+ + + + +

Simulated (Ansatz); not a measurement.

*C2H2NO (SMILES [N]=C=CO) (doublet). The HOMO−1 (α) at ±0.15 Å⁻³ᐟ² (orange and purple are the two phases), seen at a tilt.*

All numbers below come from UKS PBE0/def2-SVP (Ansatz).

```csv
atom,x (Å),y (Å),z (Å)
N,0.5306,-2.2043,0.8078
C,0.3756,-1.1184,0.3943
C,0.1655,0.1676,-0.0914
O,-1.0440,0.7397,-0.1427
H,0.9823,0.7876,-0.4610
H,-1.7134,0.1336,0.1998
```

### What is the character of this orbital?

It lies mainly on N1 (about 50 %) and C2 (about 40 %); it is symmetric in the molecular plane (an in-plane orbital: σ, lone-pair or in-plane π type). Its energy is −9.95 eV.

+ + + + +

** REQUIRED ACTION **
Using the material above, write out each entry again with nothing changed.

** SOLUTION **
Simulated (Ansatz); not a measurement.

*C2H2NO (SMILES [N]=C=CO) (doublet). The HOMO−1 (α) at ±0.15 Å⁻³ᐟ² (orange and purple are the two phases), seen at a tilt.*

All numbers below come from UKS PBE0/def2-SVP (Ansatz).

```csv
atom,x (Å),y (Å),z (Å)
N,0.5306,-2.2043,0.8078
C,0.3756,-1.1184,0.3943
C,0.1655,0.1676,-0.0914
O,-1.0440,0.7397,-0.1427
H,0.9823,0.7876,-0.4610
H,-1.7134,0.1336,0.1998
```

### What is the character of this orbital?

It lies mainly on N1 (about 50 %) and C2 (about 40 %); it is symmetric in the molecular plane (an in-plane orbital: σ, lone-pair or in-plane π type). Its energy is −9.95 eV.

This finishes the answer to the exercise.